• BRIEF: Below is a block of entries; repeat exactly the lines starting at the line that contains "Question: Estimate the missing entries." and ending at the line that contains "Caveats: some runs", both included.

• MATERIAL SHOWN:
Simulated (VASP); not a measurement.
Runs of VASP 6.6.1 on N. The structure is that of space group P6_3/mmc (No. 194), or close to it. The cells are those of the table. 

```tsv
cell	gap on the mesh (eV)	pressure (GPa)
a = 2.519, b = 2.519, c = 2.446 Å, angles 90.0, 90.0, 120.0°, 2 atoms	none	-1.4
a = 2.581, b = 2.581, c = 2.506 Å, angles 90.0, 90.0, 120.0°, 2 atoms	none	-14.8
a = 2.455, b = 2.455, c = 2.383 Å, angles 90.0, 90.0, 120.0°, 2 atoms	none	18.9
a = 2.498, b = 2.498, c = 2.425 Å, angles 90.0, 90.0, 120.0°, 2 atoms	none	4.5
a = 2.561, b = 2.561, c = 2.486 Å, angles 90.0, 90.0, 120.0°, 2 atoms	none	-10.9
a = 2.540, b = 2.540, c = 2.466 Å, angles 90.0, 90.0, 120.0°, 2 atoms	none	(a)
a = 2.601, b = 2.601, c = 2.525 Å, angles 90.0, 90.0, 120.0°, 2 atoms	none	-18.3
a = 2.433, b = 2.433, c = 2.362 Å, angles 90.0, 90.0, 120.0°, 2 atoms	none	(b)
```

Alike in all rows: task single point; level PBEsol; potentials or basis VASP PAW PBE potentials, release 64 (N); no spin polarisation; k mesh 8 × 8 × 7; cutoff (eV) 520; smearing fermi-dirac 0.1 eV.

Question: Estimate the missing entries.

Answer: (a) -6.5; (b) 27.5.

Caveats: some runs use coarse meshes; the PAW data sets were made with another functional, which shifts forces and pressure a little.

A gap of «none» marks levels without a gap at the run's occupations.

• TASK ANSWER:
Question: Estimate the missing entries.

Answer: (a) -6.5; (b) 27.5.

Caveats: some runs use coarse meshes; the PAW data sets were made with another functional, which shifts forces and pressure a little.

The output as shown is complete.